§ **Brief**
In the listing below, find the line that contains "The run is repeated" and the line that contains "pressure 3.3 GPa.". Quote both and every line between them, exactly, and nothing more.

§ **Source material**

###

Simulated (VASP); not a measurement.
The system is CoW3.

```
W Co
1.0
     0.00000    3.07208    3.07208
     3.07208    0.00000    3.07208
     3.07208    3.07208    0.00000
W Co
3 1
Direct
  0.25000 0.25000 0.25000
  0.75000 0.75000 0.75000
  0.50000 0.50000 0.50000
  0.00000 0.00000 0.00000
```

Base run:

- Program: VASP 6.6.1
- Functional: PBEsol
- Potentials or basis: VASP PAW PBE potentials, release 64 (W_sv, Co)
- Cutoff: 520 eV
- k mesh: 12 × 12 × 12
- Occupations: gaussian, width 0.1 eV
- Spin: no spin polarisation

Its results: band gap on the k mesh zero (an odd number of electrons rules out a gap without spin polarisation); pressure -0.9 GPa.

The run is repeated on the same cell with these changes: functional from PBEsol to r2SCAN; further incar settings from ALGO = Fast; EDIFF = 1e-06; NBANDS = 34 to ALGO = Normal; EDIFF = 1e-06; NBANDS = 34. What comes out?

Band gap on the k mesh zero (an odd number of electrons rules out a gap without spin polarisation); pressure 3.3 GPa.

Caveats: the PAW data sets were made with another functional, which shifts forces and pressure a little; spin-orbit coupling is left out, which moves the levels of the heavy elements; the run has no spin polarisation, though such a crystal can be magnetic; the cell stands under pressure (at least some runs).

###

§ **Written solution**
The run is repeated on the same cell with these changes: functional from PBEsol to r2SCAN; further incar settings from ALGO = Fast; EDIFF = 1e-06; NBANDS = 34 to ALGO = Normal; EDIFF = 1e-06; NBANDS = 34. What comes out?

Band gap on the k mesh zero (an odd number of electrons rules out a gap without spin polarisation); pressure 3.3 GPa.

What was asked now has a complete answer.